> _Information provided_
=-=-=

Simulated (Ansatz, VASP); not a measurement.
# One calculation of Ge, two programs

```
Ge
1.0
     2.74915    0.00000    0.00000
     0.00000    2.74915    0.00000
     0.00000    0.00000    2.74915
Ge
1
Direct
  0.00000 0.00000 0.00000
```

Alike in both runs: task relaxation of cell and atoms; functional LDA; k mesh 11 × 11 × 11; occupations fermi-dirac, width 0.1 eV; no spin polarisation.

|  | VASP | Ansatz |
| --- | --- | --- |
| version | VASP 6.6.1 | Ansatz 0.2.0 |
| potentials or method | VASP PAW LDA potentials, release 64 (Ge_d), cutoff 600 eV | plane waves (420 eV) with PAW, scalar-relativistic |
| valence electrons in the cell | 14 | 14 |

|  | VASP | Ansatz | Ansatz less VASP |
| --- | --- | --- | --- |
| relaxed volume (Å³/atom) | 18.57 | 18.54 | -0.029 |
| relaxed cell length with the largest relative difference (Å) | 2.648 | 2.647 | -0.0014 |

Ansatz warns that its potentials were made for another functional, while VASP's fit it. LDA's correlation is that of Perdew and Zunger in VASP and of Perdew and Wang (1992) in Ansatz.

=-=-=

> _Work order_
Working from the data above, extract solely the lines from the one containing "Ansatz 0.2.0 |" through the one containing "2.647 | -0.0014 |", exactly as they appear, both included.

> _Exercise output_
| version | VASP 6.6.1 | Ansatz 0.2.0 |
| potentials or method | VASP PAW LDA potentials, release 64 (Ge_d), cutoff 600 eV | plane waves (420 eV) with PAW, scalar-relativistic |
| valence electrons in the cell | 14 | 14 |

|  | VASP | Ansatz | Ansatz less VASP |
| --- | --- | --- | --- |
| relaxed volume (Å³/atom) | 18.57 | 18.54 | -0.029 |
| relaxed cell length with the largest relative difference (Å) | 2.648 | 2.647 | -0.0014 |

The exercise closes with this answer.